┄┄┄┄┄┄┄┄┄┄

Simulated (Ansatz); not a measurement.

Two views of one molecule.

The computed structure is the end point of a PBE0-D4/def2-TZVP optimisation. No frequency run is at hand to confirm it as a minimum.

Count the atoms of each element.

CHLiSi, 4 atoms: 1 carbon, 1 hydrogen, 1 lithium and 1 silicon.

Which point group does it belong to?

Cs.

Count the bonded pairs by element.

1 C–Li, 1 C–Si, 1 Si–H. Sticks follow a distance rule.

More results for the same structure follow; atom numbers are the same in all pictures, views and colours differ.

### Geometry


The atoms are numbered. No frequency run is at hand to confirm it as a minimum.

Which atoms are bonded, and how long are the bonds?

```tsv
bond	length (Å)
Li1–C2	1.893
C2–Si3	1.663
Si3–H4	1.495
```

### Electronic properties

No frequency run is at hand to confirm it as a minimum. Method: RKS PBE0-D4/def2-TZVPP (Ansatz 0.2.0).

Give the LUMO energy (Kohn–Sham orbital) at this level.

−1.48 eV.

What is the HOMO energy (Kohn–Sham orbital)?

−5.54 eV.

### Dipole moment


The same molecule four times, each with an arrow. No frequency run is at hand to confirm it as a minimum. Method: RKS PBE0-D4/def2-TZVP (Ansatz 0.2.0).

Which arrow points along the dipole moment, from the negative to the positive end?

┄┄┄┄┄┄┄┄┄┄

> ASSIGNMENT
Reproduce the full set of records precisely.

> TASK OUTPUT
Simulated (Ansatz); not a measurement.

Two views of one molecule.

The computed structure is the end point of a PBE0-D4/def2-TZVP optimisation. No frequency run is at hand to confirm it as a minimum.

Count the atoms of each element.

CHLiSi, 4 atoms: 1 carbon, 1 hydrogen, 1 lithium and 1 silicon.

Which point group does it belong to?

Cs.

Count the bonded pairs by element.

1 C–Li, 1 C–Si, 1 Si–H. Sticks follow a distance rule.

More results for the same structure follow; atom numbers are the same in all pictures, views and colours differ.

### Geometry


The atoms are numbered. No frequency run is at hand to confirm it as a minimum.

Which atoms are bonded, and how long are the bonds?

```tsv
bond	length (Å)
Li1–C2	1.893
C2–Si3	1.663
Si3–H4	1.495
```

### Electronic properties

No frequency run is at hand to confirm it as a minimum. Method: RKS PBE0-D4/def2-TZVPP (Ansatz 0.2.0).

Give the LUMO energy (Kohn–Sham orbital) at this level.

−1.48 eV.

What is the HOMO energy (Kohn–Sham orbital)?

−5.54 eV.

### Dipole moment


The same molecule four times, each with an arrow. No frequency run is at hand to confirm it as a minimum. Method: RKS PBE0-D4/def2-TZVP (Ansatz 0.2.0).

Which arrow points along the dipole moment, from the negative to the positive end?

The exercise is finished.